**DATASET RECORDS:**
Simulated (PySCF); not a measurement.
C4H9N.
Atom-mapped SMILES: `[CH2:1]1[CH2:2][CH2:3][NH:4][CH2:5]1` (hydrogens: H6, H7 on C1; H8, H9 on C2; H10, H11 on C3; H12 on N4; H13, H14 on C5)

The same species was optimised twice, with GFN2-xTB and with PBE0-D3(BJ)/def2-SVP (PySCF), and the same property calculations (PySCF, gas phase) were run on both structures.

**ACTIVITY:**
A word-for-word restatement of every record above is expected.

**TASK RESULT:**
Simulated (PySCF); not a measurement.
C4H9N.
Atom-mapped SMILES: `[CH2:1]1[CH2:2][CH2:3][NH:4][CH2:5]1` (hydrogens: H6, H7 on C1; H8, H9 on C2; H10, H11 on C3; H12 on N4; H13, H14 on C5)

The same species was optimised twice, with GFN2-xTB and with PBE0-D3(BJ)/def2-SVP (PySCF), and the same property calculations (PySCF, gas phase) were run on both structures.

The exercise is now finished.